************
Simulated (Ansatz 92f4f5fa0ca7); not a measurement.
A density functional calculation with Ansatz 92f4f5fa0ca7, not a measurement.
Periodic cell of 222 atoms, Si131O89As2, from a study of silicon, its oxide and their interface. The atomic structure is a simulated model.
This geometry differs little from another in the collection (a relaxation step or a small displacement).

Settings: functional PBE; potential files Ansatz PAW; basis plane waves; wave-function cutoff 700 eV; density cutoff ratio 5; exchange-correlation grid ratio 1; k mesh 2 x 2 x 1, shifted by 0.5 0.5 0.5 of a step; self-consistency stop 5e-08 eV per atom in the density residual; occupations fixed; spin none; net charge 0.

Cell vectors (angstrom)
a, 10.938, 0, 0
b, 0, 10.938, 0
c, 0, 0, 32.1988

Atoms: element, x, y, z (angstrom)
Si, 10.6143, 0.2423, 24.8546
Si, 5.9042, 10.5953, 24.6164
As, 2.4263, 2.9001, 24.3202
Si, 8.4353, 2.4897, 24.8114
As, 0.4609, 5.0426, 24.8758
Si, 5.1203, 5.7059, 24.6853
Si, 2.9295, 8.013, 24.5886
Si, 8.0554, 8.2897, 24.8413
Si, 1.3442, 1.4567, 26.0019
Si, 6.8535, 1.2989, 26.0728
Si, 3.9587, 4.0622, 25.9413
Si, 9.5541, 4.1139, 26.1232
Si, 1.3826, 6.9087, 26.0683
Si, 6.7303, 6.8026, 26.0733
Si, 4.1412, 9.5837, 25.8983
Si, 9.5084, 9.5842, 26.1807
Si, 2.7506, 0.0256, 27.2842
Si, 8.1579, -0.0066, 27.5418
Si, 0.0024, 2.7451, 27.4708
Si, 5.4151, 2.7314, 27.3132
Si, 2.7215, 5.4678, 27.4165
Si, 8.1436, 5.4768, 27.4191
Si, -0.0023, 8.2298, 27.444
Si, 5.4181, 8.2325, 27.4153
************

> **Assignment**
Only the lines from the start of the listing through the line with "Si, 5.1203, 5.7059, 24.6853" should be repeated, each exactly as it stands.

> **Expected answer**
Simulated (Ansatz 92f4f5fa0ca7); not a measurement.
A density functional calculation with Ansatz 92f4f5fa0ca7, not a measurement.
Periodic cell of 222 atoms, Si131O89As2, from a study of silicon, its oxide and their interface. The atomic structure is a simulated model.
This geometry differs little from another in the collection (a relaxation step or a small displacement).

Settings: functional PBE; potential files Ansatz PAW; basis plane waves; wave-function cutoff 700 eV; density cutoff ratio 5; exchange-correlation grid ratio 1; k mesh 2 x 2 x 1, shifted by 0.5 0.5 0.5 of a step; self-consistency stop 5e-08 eV per atom in the density residual; occupations fixed; spin none; net charge 0.

Cell vectors (angstrom)
a, 10.938, 0, 0
b, 0, 10.938, 0
c, 0, 0, 32.1988

Atoms: element, x, y, z (angstrom)
Si, 10.6143, 0.2423, 24.8546
Si, 5.9042, 10.5953, 24.6164
As, 2.4263, 2.9001, 24.3202
Si, 8.4353, 2.4897, 24.8114
As, 0.4609, 5.0426, 24.8758
Si, 5.1203, 5.7059, 24.6853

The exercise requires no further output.